Work instruction: Transcribe the material from its first line onward, ending with the line that contains "one is relaxed?**" and adding nothing beyond it.

Listed entries:
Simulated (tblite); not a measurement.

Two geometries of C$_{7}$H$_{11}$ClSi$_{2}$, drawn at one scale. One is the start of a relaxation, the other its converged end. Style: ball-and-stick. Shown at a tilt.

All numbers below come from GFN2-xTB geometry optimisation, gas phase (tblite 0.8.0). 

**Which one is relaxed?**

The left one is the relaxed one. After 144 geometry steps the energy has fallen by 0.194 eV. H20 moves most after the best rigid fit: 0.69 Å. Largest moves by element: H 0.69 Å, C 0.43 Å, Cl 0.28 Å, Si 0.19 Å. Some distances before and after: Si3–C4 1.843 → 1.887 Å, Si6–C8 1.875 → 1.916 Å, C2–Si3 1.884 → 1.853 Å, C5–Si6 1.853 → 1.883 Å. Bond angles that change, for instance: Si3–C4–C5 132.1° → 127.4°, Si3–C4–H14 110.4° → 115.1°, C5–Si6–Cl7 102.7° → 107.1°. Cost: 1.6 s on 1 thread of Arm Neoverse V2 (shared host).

Exercise response:
Simulated (tblite); not a measurement.

Two geometries of C$_{7}$H$_{11}$ClSi$_{2}$, drawn at one scale. One is the start of a relaxation, the other its converged end. Style: ball-and-stick. Shown at a tilt.

All numbers below come from GFN2-xTB geometry optimisation, gas phase (tblite 0.8.0). 

**Which one is relaxed?**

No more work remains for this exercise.